Work item: The lines to be extracted run from the start of the listing through the line containing "cutoffs and numerics."; copy them exactly and nothing else.

Dataset:
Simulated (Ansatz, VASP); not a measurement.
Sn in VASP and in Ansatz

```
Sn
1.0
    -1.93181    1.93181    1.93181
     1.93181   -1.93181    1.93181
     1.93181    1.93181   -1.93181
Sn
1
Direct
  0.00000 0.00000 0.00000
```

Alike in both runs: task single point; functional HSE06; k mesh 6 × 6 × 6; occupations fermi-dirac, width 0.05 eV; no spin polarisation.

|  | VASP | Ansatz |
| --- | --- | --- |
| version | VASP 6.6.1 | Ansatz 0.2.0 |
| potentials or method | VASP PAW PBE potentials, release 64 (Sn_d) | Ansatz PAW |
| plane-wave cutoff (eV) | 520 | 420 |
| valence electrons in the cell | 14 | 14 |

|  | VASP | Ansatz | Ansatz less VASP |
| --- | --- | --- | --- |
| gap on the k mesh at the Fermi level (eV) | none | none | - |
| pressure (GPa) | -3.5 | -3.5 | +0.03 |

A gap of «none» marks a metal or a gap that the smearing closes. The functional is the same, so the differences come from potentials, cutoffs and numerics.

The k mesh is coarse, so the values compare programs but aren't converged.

Exercise response:
Simulated (Ansatz, VASP); not a measurement.
Sn in VASP and in Ansatz

```
Sn
1.0
    -1.93181    1.93181    1.93181
     1.93181   -1.93181    1.93181
     1.93181    1.93181   -1.93181
Sn
1
Direct
  0.00000 0.00000 0.00000
```

Alike in both runs: task single point; functional HSE06; k mesh 6 × 6 × 6; occupations fermi-dirac, width 0.05 eV; no spin polarisation.

|  | VASP | Ansatz |
| --- | --- | --- |
| version | VASP 6.6.1 | Ansatz 0.2.0 |
| potentials or method | VASP PAW PBE potentials, release 64 (Sn_d) | Ansatz PAW |
| plane-wave cutoff (eV) | 520 | 420 |
| valence electrons in the cell | 14 | 14 |

|  | VASP | Ansatz | Ansatz less VASP |
| --- | --- | --- | --- |
| gap on the k mesh at the Fermi level (eV) | none | none | - |
| pressure (GPa) | -3.5 | -3.5 | +0.03 |

A gap of «none» marks a metal or a gap that the smearing closes. The functional is the same, so the differences come from potentials, cutoffs and numerics.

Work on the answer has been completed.